→ DATA PROVIDED
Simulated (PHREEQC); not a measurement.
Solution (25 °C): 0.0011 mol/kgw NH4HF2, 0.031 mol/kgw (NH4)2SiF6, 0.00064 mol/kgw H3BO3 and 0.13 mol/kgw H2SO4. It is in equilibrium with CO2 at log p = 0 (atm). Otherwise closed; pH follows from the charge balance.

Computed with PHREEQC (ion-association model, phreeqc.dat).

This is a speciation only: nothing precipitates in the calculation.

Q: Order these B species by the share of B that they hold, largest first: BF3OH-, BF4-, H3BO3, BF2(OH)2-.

→ REQUIREMENT
Write out the data a second time, exactly the same.

→ PROBLEM SOLUTION
Simulated (PHREEQC); not a measurement.
Solution (25 °C): 0.0011 mol/kgw NH4HF2, 0.031 mol/kgw (NH4)2SiF6, 0.00064 mol/kgw H3BO3 and 0.13 mol/kgw H2SO4. It is in equilibrium with CO2 at log p = 0 (atm). Otherwise closed; pH follows from the charge balance.

Computed with PHREEQC (ion-association model, phreeqc.dat).

This is a speciation only: nothing precipitates in the calculation.

Q: Order these B species by the share of B that they hold, largest first: BF3OH-, BF4-, H3BO3, BF2(OH)2-.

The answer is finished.